ASSIGNED TASK:
Wherever the line with "The run is started by" sits in the listing below, transcribe from it up to and including the line with "Q: Estimate the wall time of this run.", exactly, and leave the remaining lines out.

·····
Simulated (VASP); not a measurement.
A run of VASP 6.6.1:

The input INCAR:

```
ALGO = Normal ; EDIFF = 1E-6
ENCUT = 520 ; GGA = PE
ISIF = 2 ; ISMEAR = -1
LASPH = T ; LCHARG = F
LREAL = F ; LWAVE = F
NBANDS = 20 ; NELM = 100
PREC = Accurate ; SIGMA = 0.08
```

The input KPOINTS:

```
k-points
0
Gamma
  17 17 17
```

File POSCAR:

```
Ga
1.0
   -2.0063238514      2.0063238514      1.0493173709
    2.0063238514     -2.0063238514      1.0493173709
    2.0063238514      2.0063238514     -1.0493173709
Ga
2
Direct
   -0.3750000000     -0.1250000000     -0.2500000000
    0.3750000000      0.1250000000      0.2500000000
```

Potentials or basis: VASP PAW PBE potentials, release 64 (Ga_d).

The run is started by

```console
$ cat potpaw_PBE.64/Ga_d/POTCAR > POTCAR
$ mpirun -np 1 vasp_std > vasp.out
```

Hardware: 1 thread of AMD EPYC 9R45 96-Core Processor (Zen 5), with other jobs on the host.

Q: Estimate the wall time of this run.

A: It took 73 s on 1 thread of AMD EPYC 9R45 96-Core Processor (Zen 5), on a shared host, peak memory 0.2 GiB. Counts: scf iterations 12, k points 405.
·····

RESPONSE BOX:
The run is started by

```console
$ cat potpaw_PBE.64/Ga_d/POTCAR > POTCAR
$ mpirun -np 1 vasp_std > vasp.out
```

Hardware: 1 thread of AMD EPYC 9R45 96-Core Processor (Zen 5), with other jobs on the host.

Q: Estimate the wall time of this run.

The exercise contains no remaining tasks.